Work request
Keep only the lines from the start of the data through the line containing "Spin: R ln 1 = 0.0 J/(mol K).", and output them exactly.

Record extracts
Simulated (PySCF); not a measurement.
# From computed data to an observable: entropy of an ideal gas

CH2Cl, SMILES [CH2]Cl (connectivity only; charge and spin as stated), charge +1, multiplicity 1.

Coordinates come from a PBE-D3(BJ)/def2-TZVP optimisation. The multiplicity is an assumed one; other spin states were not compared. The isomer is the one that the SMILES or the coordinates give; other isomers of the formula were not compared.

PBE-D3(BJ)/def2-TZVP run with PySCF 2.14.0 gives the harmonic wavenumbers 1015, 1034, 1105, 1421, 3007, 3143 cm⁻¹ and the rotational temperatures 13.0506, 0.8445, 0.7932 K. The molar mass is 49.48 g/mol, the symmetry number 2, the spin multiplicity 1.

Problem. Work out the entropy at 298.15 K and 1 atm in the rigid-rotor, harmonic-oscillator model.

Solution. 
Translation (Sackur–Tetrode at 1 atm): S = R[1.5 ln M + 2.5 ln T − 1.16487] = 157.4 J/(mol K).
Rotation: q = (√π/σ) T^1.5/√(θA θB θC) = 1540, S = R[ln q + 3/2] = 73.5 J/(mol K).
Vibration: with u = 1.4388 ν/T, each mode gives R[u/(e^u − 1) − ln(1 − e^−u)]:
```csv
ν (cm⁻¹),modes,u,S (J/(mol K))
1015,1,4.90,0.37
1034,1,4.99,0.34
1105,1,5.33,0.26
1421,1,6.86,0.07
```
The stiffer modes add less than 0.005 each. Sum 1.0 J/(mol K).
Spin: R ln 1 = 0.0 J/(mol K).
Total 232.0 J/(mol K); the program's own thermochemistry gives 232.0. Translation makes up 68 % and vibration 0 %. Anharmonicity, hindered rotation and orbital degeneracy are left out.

Task solution
Simulated (PySCF); not a measurement.
# From computed data to an observable: entropy of an ideal gas

CH2Cl, SMILES [CH2]Cl (connectivity only; charge and spin as stated), charge +1, multiplicity 1.

Coordinates come from a PBE-D3(BJ)/def2-TZVP optimisation. The multiplicity is an assumed one; other spin states were not compared. The isomer is the one that the SMILES or the coordinates give; other isomers of the formula were not compared.

PBE-D3(BJ)/def2-TZVP run with PySCF 2.14.0 gives the harmonic wavenumbers 1015, 1034, 1105, 1421, 3007, 3143 cm⁻¹ and the rotational temperatures 13.0506, 0.8445, 0.7932 K. The molar mass is 49.48 g/mol, the symmetry number 2, the spin multiplicity 1.

Problem. Work out the entropy at 298.15 K and 1 atm in the rigid-rotor, harmonic-oscillator model.

Solution. 
Translation (Sackur–Tetrode at 1 atm): S = R[1.5 ln M + 2.5 ln T − 1.16487] = 157.4 J/(mol K).
Rotation: q = (√π/σ) T^1.5/√(θA θB θC) = 1540, S = R[ln q + 3/2] = 73.5 J/(mol K).
Vibration: with u = 1.4388 ν/T, each mode gives R[u/(e^u − 1) − ln(1 − e^−u)]:
```csv
ν (cm⁻¹),modes,u,S (J/(mol K))
1015,1,4.90,0.37
1034,1,4.99,0.34
1105,1,5.33,0.26
1421,1,6.86,0.07
```
The stiffer modes add less than 0.005 each. Sum 1.0 J/(mol K).
Spin: R ln 1 = 0.0 J/(mol K).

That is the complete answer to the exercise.